RECORDS SHOWN
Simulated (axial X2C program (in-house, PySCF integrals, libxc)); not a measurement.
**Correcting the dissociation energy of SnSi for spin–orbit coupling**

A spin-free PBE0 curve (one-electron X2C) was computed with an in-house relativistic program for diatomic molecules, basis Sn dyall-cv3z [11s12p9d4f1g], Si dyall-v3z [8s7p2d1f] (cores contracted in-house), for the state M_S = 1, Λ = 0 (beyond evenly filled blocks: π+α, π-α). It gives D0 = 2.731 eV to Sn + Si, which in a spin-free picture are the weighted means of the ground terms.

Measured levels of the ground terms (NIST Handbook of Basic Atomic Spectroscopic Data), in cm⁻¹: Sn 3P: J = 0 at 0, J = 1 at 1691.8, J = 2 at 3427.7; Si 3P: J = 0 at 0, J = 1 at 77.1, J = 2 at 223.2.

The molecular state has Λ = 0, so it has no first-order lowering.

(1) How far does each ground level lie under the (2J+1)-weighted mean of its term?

BRIEF
Every single entry is to be retyped exactly.

TASK RESPONSE
Simulated (axial X2C program (in-house, PySCF integrals, libxc)); not a measurement.
**Correcting the dissociation energy of SnSi for spin–orbit coupling**

A spin-free PBE0 curve (one-electron X2C) was computed with an in-house relativistic program for diatomic molecules, basis Sn dyall-cv3z [11s12p9d4f1g], Si dyall-v3z [8s7p2d1f] (cores contracted in-house), for the state M_S = 1, Λ = 0 (beyond evenly filled blocks: π+α, π-α). It gives D0 = 2.731 eV to Sn + Si, which in a spin-free picture are the weighted means of the ground terms.

Measured levels of the ground terms (NIST Handbook of Basic Atomic Spectroscopic Data), in cm⁻¹: Sn 3P: J = 0 at 0, J = 1 at 1691.8, J = 2 at 3427.7; Si 3P: J = 0 at 0, J = 1 at 77.1, J = 2 at 223.2.

The molecular state has Λ = 0, so it has no first-order lowering.

(1) How far does each ground level lie under the (2J+1)-weighted mean of its term?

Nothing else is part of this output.